§ **Work request**: Output each line of the data word for word, from the first through the line that holds "tinyqc, about 0.01", and leave off whatever follows.

§ **Data for analysis**:
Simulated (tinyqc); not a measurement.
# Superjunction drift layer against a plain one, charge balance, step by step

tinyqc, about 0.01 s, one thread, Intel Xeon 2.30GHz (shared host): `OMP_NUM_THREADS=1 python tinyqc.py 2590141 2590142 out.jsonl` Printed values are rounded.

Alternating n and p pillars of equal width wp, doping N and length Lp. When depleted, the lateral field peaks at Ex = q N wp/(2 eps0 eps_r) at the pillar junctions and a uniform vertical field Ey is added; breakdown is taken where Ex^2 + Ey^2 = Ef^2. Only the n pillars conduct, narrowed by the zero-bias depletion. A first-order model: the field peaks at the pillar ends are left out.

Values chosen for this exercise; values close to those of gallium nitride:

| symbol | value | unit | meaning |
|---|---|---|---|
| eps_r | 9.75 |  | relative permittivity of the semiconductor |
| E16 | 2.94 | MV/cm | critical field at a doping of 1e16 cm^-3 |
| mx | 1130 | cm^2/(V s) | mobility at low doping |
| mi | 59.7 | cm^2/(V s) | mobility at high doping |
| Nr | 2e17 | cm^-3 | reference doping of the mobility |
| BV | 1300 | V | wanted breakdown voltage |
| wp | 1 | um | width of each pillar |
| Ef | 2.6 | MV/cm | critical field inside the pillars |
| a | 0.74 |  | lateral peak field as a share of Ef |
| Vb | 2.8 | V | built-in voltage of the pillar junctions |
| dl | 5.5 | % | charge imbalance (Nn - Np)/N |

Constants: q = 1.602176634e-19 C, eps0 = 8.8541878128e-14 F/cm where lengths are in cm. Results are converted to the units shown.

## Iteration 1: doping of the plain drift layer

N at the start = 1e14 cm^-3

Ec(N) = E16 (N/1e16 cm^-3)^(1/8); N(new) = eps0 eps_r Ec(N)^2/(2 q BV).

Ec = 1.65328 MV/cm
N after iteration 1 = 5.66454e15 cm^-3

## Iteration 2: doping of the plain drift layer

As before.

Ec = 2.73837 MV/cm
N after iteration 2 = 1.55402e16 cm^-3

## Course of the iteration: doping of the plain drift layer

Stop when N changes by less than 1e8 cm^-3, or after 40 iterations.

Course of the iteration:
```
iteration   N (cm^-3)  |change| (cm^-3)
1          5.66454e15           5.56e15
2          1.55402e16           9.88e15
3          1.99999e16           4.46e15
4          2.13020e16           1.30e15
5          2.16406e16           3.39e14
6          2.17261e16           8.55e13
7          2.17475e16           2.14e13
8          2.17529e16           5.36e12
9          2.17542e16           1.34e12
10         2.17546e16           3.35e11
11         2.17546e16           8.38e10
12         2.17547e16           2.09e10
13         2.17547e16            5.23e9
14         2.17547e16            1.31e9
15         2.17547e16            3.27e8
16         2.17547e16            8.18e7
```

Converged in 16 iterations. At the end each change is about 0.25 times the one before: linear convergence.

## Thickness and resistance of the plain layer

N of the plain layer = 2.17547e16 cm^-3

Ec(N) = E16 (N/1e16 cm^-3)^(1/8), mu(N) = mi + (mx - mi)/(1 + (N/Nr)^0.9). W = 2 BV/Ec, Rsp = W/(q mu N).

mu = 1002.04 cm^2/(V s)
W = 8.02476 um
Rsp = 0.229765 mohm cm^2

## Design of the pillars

§ **Your solution**:
Simulated (tinyqc); not a measurement.
# Superjunction drift layer against a plain one, charge balance, step by step

tinyqc, about 0.01 s, one thread, Intel Xeon 2.30GHz (shared host): `OMP_NUM_THREADS=1 python tinyqc.py 2590141 2590142 out.jsonl` Printed values are rounded.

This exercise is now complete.